Activity: Exactly as given, transcribe each entry that follows.

Data under study:
━━━━━━━━━━━━━━━━
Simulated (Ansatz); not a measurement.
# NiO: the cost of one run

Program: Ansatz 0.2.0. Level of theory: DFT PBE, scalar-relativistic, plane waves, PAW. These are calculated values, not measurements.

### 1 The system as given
━━━━━━━━━━━━━━━━

Exercise answer:
Simulated (Ansatz); not a measurement.
# NiO: the cost of one run

Program: Ansatz 0.2.0. Level of theory: DFT PBE, scalar-relativistic, plane waves, PAW. These are calculated values, not measurements.

### 1 The system as given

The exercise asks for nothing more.